*EXCERPTED DATA*.
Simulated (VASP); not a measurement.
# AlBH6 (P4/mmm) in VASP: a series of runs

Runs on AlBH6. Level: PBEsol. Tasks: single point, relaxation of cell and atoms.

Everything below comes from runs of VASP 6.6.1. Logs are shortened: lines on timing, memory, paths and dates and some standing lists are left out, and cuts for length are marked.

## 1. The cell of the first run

*REQUIREMENT*.
Write every line of the material above again, exactly.

*EXERCISE RESPONSE*.
Simulated (VASP); not a measurement.
# AlBH6 (P4/mmm) in VASP: a series of runs

Runs on AlBH6. Level: PBEsol. Tasks: single point, relaxation of cell and atoms.

Everything below comes from runs of VASP 6.6.1. Logs are shortened: lines on timing, memory, paths and dates and some standing lists are left out, and cuts for length are marked.

## 1. The cell of the first run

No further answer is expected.